Activity:
The lines from the first line of the entries through the line containing "## Relaxation method" are to be repeated exactly, with both of those lines included.

###

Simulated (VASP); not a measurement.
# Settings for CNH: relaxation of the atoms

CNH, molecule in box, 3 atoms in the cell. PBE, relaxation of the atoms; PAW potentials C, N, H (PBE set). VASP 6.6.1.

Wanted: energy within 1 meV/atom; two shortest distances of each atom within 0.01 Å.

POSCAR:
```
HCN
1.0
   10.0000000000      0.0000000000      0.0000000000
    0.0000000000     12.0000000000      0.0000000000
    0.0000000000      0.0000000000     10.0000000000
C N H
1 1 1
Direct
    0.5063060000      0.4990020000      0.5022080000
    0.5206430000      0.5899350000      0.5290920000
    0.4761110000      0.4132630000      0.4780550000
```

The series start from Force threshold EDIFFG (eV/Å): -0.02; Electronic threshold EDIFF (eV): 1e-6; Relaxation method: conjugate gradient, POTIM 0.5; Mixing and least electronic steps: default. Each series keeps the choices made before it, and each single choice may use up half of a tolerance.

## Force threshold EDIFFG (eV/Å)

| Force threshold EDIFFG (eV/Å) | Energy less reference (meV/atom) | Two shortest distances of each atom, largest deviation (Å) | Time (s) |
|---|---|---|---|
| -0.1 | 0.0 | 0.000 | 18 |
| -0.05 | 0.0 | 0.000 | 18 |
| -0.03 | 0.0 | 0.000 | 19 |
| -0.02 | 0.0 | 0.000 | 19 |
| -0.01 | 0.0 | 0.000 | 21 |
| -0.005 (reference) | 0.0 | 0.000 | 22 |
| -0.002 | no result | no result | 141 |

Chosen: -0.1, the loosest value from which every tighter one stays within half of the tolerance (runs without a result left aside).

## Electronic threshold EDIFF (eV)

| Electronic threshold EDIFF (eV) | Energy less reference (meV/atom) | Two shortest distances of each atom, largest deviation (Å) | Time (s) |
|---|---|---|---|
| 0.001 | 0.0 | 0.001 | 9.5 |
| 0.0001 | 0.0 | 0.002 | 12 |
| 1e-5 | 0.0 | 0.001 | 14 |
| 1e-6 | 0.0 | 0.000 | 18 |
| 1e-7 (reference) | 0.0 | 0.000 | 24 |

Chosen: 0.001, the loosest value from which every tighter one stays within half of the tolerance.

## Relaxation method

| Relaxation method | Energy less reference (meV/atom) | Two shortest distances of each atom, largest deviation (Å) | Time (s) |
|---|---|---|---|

###

Expected answer:
Simulated (VASP); not a measurement.
# Settings for CNH: relaxation of the atoms

CNH, molecule in box, 3 atoms in the cell. PBE, relaxation of the atoms; PAW potentials C, N, H (PBE set). VASP 6.6.1.

Wanted: energy within 1 meV/atom; two shortest distances of each atom within 0.01 Å.

POSCAR:
```
HCN
1.0
   10.0000000000      0.0000000000      0.0000000000
    0.0000000000     12.0000000000      0.0000000000
    0.0000000000      0.0000000000     10.0000000000
C N H
1 1 1
Direct
    0.5063060000      0.4990020000      0.5022080000
    0.5206430000      0.5899350000      0.5290920000
    0.4761110000      0.4132630000      0.4780550000
```

The series start from Force threshold EDIFFG (eV/Å): -0.02; Electronic threshold EDIFF (eV): 1e-6; Relaxation method: conjugate gradient, POTIM 0.5; Mixing and least electronic steps: default. Each series keeps the choices made before it, and each single choice may use up half of a tolerance.

## Force threshold EDIFFG (eV/Å)

| Force threshold EDIFFG (eV/Å) | Energy less reference (meV/atom) | Two shortest distances of each atom, largest deviation (Å) | Time (s) |
|---|---|---|---|
| -0.1 | 0.0 | 0.000 | 18 |
| -0.05 | 0.0 | 0.000 | 18 |
| -0.03 | 0.0 | 0.000 | 19 |
| -0.02 | 0.0 | 0.000 | 19 |
| -0.01 | 0.0 | 0.000 | 21 |
| -0.005 (reference) | 0.0 | 0.000 | 22 |
| -0.002 | no result | no result | 141 |

Chosen: -0.1, the loosest value from which every tighter one stays within half of the tolerance (runs without a result left aside).

## Electronic threshold EDIFF (eV)

| Electronic threshold EDIFF (eV) | Energy less reference (meV/atom) | Two shortest distances of each atom, largest deviation (Å) | Time (s) |
|---|---|---|---|
| 0.001 | 0.0 | 0.001 | 9.5 |
| 0.0001 | 0.0 | 0.002 | 12 |
| 1e-5 | 0.0 | 0.001 | 14 |
| 1e-6 | 0.0 | 0.000 | 18 |
| 1e-7 (reference) | 0.0 | 0.000 | 24 |

Chosen: 0.001, the loosest value from which every tighter one stays within half of the tolerance.

## Relaxation method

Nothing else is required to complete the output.